§ **Action item**: The records below must be transcribed precisely and in full.

─── Dataset excerpts

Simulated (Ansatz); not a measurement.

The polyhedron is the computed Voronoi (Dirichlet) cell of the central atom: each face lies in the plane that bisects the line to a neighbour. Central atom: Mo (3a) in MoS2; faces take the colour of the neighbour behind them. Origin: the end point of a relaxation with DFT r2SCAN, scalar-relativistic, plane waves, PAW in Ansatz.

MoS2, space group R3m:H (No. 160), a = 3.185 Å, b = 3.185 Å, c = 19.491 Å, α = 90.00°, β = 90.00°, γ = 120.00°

──────

§ **Written response**:
Simulated (Ansatz); not a measurement.

The polyhedron is the computed Voronoi (Dirichlet) cell of the central atom: each face lies in the plane that bisects the line to a neighbour. Central atom: Mo (3a) in MoS2; faces take the colour of the neighbour behind them. Origin: the end point of a relaxation with DFT r2SCAN, scalar-relativistic, plane waves, PAW in Ansatz.

MoS2, space group R3m:H (No. 160), a = 3.185 Å, b = 3.185 Å, c = 19.491 Å, α = 90.00°, β = 90.00°, γ = 120.00°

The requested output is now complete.